■ **Task item**:
Line by line, copy the material below exactly as given.

■ **Data provided**:
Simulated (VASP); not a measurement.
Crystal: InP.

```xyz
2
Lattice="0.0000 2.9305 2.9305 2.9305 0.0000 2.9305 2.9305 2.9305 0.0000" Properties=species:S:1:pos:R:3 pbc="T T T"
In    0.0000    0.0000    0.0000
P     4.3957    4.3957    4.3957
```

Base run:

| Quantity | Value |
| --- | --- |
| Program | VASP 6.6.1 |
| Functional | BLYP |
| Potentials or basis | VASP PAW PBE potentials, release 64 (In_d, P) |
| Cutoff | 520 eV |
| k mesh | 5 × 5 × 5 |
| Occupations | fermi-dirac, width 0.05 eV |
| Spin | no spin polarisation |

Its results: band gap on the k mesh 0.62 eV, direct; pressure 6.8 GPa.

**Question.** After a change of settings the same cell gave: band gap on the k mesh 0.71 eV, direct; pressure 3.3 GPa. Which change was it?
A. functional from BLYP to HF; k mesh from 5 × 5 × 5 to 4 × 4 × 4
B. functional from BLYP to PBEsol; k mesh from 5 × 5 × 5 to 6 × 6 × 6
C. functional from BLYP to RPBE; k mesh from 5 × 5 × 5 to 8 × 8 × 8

■ **Task result**:
Simulated (VASP); not a measurement.
Crystal: InP.

```xyz
2
Lattice="0.0000 2.9305 2.9305 2.9305 0.0000 2.9305 2.9305 2.9305 0.0000" Properties=species:S:1:pos:R:3 pbc="T T T"
In    0.0000    0.0000    0.0000
P     4.3957    4.3957    4.3957
```

Base run:

| Quantity | Value |
| --- | --- |
| Program | VASP 6.6.1 |
| Functional | BLYP |
| Potentials or basis | VASP PAW PBE potentials, release 64 (In_d, P) |
| Cutoff | 520 eV |
| k mesh | 5 × 5 × 5 |
| Occupations | fermi-dirac, width 0.05 eV |
| Spin | no spin polarisation |

Its results: band gap on the k mesh 0.62 eV, direct; pressure 6.8 GPa.

**Question.** After a change of settings the same cell gave: band gap on the k mesh 0.71 eV, direct; pressure 3.3 GPa. Which change was it?
A. functional from BLYP to HF; k mesh from 5 × 5 × 5 to 4 × 4 × 4
B. functional from BLYP to PBEsol; k mesh from 5 × 5 × 5 to 6 × 6 × 6
C. functional from BLYP to RPBE; k mesh from 5 × 5 × 5 to 8 × 8 × 8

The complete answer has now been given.